**Material shown**.
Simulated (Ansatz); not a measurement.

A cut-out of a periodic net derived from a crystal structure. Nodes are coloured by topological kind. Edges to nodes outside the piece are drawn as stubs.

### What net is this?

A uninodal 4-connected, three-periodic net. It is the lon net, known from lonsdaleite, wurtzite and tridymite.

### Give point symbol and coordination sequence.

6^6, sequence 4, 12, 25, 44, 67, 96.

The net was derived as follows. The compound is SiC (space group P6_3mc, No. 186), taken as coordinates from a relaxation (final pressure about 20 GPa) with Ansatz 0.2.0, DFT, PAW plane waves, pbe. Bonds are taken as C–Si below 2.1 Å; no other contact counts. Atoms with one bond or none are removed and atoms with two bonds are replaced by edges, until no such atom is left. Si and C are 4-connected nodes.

**Brief**. Print out the entire listing above without any change.

**Exercise output**.
Simulated (Ansatz); not a measurement.

A cut-out of a periodic net derived from a crystal structure. Nodes are coloured by topological kind. Edges to nodes outside the piece are drawn as stubs.

### What net is this?

A uninodal 4-connected, three-periodic net. It is the lon net, known from lonsdaleite, wurtzite and tridymite.

### Give point symbol and coordination sequence.

6^6, sequence 4, 12, 25, 44, 67, 96.

The net was derived as follows. The compound is SiC (space group P6_3mc, No. 186), taken as coordinates from a relaxation (final pressure about 20 GPa) with Ansatz 0.2.0, DFT, PAW plane waves, pbe. Bonds are taken as C–Si below 2.1 Å; no other contact counts. Atoms with one bond or none are removed and atoms with two bonds are replaced by edges, until no such atom is left. Si and C are 4-connected nodes.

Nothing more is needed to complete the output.